#####

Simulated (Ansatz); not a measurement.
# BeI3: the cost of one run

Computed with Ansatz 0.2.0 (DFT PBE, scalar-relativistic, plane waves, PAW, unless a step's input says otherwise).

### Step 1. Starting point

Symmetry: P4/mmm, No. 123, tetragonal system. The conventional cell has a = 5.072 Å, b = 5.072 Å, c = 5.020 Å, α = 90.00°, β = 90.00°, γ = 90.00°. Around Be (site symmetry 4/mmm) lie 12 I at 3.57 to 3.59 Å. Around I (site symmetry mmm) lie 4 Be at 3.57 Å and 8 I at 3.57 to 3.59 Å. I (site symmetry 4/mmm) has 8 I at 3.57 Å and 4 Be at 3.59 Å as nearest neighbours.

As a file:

#####

- [EXERCISE] All of the material above is to be repeated exactly.

- [EXERCISE SOLUTION]
Simulated (Ansatz); not a measurement.
# BeI3: the cost of one run

Computed with Ansatz 0.2.0 (DFT PBE, scalar-relativistic, plane waves, PAW, unless a step's input says otherwise).

### Step 1. Starting point

Symmetry: P4/mmm, No. 123, tetragonal system. The conventional cell has a = 5.072 Å, b = 5.072 Å, c = 5.020 Å, α = 90.00°, β = 90.00°, γ = 90.00°. Around Be (site symmetry 4/mmm) lie 12 I at 3.57 to 3.59 Å. Around I (site symmetry mmm) lie 4 Be at 3.57 Å and 8 I at 3.57 to 3.59 Å. I (site symmetry 4/mmm) has 8 I at 3.57 Å and 4 Be at 3.59 Å as nearest neighbours.

As a file:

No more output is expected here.